##### Input data #####
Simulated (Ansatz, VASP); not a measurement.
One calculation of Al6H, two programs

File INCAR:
#####

• [Assignment]
The full material above needs to be returned unaltered.

• [Expected answer]
Simulated (Ansatz, VASP); not a measurement.
One calculation of Al6H, two programs

File INCAR:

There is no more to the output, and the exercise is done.